TASK ITEM:
Return, in their exact form, the lines that lie between the start of the data below and the line containing "(2) What does it give for the pressure?", with both ends included.

---------- DATASET ENTRIES
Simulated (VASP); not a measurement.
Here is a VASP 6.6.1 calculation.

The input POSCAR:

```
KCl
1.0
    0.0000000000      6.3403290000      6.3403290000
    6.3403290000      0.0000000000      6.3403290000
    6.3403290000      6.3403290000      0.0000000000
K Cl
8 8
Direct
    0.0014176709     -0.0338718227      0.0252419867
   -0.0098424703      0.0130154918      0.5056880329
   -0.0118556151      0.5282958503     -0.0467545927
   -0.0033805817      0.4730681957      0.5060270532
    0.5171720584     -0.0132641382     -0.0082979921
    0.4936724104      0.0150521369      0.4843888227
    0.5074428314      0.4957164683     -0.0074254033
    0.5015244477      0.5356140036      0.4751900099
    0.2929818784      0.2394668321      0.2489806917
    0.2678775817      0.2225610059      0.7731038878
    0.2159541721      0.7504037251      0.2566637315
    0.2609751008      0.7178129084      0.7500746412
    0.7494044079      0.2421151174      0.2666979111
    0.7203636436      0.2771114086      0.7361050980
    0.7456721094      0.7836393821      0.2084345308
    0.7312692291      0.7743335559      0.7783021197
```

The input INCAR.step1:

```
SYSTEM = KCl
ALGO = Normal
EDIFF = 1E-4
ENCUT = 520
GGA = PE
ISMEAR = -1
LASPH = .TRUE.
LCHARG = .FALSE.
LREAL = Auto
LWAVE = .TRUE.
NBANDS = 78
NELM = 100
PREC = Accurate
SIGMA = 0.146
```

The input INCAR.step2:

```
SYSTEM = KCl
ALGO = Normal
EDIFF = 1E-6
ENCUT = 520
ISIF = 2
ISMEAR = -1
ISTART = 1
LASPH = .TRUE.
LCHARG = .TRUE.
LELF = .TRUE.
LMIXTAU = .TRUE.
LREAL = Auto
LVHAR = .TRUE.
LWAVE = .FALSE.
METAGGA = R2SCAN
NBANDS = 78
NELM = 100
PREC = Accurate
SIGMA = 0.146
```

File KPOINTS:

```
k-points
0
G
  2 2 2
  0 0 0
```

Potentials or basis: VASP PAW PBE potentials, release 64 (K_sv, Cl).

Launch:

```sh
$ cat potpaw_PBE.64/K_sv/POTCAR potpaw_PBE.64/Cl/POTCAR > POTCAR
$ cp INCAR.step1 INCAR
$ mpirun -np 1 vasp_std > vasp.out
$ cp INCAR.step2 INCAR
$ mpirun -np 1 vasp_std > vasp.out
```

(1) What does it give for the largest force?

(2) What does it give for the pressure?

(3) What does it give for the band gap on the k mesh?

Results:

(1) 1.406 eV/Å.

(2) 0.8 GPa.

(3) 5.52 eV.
--------------------

EXERCISE RESULT:
Simulated (VASP); not a measurement.
Here is a VASP 6.6.1 calculation.

The input POSCAR:

```
KCl
1.0
    0.0000000000      6.3403290000      6.3403290000
    6.3403290000      0.0000000000      6.3403290000
    6.3403290000      6.3403290000      0.0000000000
K Cl
8 8
Direct
    0.0014176709     -0.0338718227      0.0252419867
   -0.0098424703      0.0130154918      0.5056880329
   -0.0118556151      0.5282958503     -0.0467545927
   -0.0033805817      0.4730681957      0.5060270532
    0.5171720584     -0.0132641382     -0.0082979921
    0.4936724104      0.0150521369      0.4843888227
    0.5074428314      0.4957164683     -0.0074254033
    0.5015244477      0.5356140036      0.4751900099
    0.2929818784      0.2394668321      0.2489806917
    0.2678775817      0.2225610059      0.7731038878
    0.2159541721      0.7504037251      0.2566637315
    0.2609751008      0.7178129084      0.7500746412
    0.7494044079      0.2421151174      0.2666979111
    0.7203636436      0.2771114086      0.7361050980
    0.7456721094      0.7836393821      0.2084345308
    0.7312692291      0.7743335559      0.7783021197
```

The input INCAR.step1:

```
SYSTEM = KCl
ALGO = Normal
EDIFF = 1E-4
ENCUT = 520
GGA = PE
ISMEAR = -1
LASPH = .TRUE.
LCHARG = .FALSE.
LREAL = Auto
LWAVE = .TRUE.
NBANDS = 78
NELM = 100
PREC = Accurate
SIGMA = 0.146
```

The input INCAR.step2:

```
SYSTEM = KCl
ALGO = Normal
EDIFF = 1E-6
ENCUT = 520
ISIF = 2
ISMEAR = -1
ISTART = 1
LASPH = .TRUE.
LCHARG = .TRUE.
LELF = .TRUE.
LMIXTAU = .TRUE.
LREAL = Auto
LVHAR = .TRUE.
LWAVE = .FALSE.
METAGGA = R2SCAN
NBANDS = 78
NELM = 100
PREC = Accurate
SIGMA = 0.146
```

File KPOINTS:

```
k-points
0
G
  2 2 2
  0 0 0
```

Potentials or basis: VASP PAW PBE potentials, release 64 (K_sv, Cl).

Launch:

```sh
$ cat potpaw_PBE.64/K_sv/POTCAR potpaw_PBE.64/Cl/POTCAR > POTCAR
$ cp INCAR.step1 INCAR
$ mpirun -np 1 vasp_std > vasp.out
$ cp INCAR.step2 INCAR
$ mpirun -np 1 vasp_std > vasp.out
```

(1) What does it give for the largest force?

(2) What does it give for the pressure?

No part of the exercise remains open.